◆ ◆ ◆ ◆ ◆

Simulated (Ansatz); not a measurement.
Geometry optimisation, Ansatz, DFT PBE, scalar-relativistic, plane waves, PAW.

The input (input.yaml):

◆ ◆ ◆ ◆ ◆

◆ **Requirement**:
A faithful copy of every record is required; output it in full.

◆ **Exercise answer**:
Simulated (Ansatz); not a measurement.
Geometry optimisation, Ansatz, DFT PBE, scalar-relativistic, plane waves, PAW.

The input (input.yaml):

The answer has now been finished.